● **Source information**:
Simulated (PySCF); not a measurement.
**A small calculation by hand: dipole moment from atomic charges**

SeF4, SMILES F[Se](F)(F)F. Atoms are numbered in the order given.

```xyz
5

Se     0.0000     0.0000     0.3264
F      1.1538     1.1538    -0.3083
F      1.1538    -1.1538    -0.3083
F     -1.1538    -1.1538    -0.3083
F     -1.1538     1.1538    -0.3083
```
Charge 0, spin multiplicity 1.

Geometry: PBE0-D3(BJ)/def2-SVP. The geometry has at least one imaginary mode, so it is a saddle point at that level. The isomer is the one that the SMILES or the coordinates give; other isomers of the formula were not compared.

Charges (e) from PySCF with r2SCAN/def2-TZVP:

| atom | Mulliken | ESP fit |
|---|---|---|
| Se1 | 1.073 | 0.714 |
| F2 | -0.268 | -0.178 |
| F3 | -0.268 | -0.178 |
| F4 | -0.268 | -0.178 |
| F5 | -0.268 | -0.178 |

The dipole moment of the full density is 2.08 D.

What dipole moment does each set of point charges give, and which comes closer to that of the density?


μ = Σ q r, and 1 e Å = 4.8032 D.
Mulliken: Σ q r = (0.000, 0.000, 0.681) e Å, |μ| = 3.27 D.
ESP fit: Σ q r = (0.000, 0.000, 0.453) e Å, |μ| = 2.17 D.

● **Assignment**:
Out of the data above, transcribe exactly and only the lines starting with the line that has "The dipole moment" and going on through the line that has "Mulliken: Σ q", both included.

● **Expected answer**:
The dipole moment of the full density is 2.08 D.

What dipole moment does each set of point charges give, and which comes closer to that of the density?


μ = Σ q r, and 1 e Å = 4.8032 D.
Mulliken: Σ q r = (0.000, 0.000, 0.681) e Å, |μ| = 3.27 D.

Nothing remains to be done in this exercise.